WORK INSTRUCTION: Below is a listing from which only part is wanted; return exactly the lines from the one with "The parent structure" up to and including the one with "blurs small differences.".

INFORMATION SUPPLIED:
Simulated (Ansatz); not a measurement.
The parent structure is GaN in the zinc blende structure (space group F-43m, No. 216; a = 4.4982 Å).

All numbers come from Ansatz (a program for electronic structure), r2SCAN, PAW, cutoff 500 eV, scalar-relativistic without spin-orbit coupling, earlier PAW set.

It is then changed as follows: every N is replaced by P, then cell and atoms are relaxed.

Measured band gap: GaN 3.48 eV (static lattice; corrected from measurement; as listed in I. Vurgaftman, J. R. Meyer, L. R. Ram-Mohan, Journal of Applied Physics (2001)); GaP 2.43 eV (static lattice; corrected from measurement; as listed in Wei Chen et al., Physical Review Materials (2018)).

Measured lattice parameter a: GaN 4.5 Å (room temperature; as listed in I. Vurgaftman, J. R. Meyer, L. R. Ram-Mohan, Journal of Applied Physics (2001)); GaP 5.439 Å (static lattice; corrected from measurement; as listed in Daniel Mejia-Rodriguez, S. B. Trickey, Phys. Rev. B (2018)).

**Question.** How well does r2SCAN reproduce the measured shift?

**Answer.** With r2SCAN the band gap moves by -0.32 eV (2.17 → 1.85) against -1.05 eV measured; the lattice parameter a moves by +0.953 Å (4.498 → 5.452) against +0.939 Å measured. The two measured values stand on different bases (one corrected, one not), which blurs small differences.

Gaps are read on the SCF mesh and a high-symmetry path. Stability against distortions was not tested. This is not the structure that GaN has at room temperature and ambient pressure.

RESPONSE:
The parent structure is GaN in the zinc blende structure (space group F-43m, No. 216; a = 4.4982 Å).

All numbers come from Ansatz (a program for electronic structure), r2SCAN, PAW, cutoff 500 eV, scalar-relativistic without spin-orbit coupling, earlier PAW set.

It is then changed as follows: every N is replaced by P, then cell and atoms are relaxed.

Measured band gap: GaN 3.48 eV (static lattice; corrected from measurement; as listed in I. Vurgaftman, J. R. Meyer, L. R. Ram-Mohan, Journal of Applied Physics (2001)); GaP 2.43 eV (static lattice; corrected from measurement; as listed in Wei Chen et al., Physical Review Materials (2018)).

Measured lattice parameter a: GaN 4.5 Å (room temperature; as listed in I. Vurgaftman, J. R. Meyer, L. R. Ram-Mohan, Journal of Applied Physics (2001)); GaP 5.439 Å (static lattice; corrected from measurement; as listed in Daniel Mejia-Rodriguez, S. B. Trickey, Phys. Rev. B (2018)).

**Question.** How well does r2SCAN reproduce the measured shift?

**Answer.** With r2SCAN the band gap moves by -0.32 eV (2.17 → 1.85) against -1.05 eV measured; the lattice parameter a moves by +0.953 Å (4.498 → 5.452) against +0.939 Å measured. The two measured values stand on different bases (one corrected, one not), which blurs small differences.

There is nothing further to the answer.